.....

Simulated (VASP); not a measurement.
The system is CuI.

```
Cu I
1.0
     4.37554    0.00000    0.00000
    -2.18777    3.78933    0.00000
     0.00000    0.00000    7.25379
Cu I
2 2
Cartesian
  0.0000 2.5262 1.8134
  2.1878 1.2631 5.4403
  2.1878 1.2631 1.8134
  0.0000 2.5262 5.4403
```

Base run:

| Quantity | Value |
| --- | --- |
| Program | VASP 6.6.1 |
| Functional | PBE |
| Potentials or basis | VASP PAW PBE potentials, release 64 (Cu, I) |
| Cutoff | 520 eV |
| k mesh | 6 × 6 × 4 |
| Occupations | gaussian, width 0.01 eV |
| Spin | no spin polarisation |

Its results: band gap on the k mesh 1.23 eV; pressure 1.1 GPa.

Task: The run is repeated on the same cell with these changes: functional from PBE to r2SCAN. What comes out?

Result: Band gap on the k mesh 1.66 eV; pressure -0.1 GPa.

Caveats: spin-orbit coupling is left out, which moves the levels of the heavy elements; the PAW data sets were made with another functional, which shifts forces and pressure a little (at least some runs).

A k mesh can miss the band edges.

.....

» **WORK ORDER**:
All lines above from the one holding "Task: The run" to the one holding "Result: Band gap", inclusive, are to be copied exactly; no other line is wanted.

» **EXERCISE RESPONSE**:
Task: The run is repeated on the same cell with these changes: functional from PBE to r2SCAN. What comes out?

Result: Band gap on the k mesh 1.66 eV; pressure -0.1 GPa.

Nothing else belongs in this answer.